Work request ->
Write out the following listing's lines from the one with "Compound: C₈H₁₂." to the one with "SMILES with atom", exactly, with both included and no others.

Provided information ->
———

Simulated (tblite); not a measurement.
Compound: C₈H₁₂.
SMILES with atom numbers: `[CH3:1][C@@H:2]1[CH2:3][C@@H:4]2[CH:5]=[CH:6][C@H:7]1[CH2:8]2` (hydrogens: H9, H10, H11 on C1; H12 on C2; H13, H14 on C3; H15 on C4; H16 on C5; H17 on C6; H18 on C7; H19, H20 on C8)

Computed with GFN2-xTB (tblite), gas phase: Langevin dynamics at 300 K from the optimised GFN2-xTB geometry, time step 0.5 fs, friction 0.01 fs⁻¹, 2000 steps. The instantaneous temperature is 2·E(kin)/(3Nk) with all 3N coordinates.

———

Exercise solution ->
Compound: C₈H₁₂.
SMILES with atom numbers: `[CH3:1][C@@H:2]1[CH2:3][C@@H:4]2[CH:5]=[CH:6][C@H:7]1[CH2:8]2` (hydrogens: H9, H10, H11 on C1; H12 on C2; H13, H14 on C3; H15 on C4; H16 on C5; H17 on C6; H18 on C7; H19, H20 on C8)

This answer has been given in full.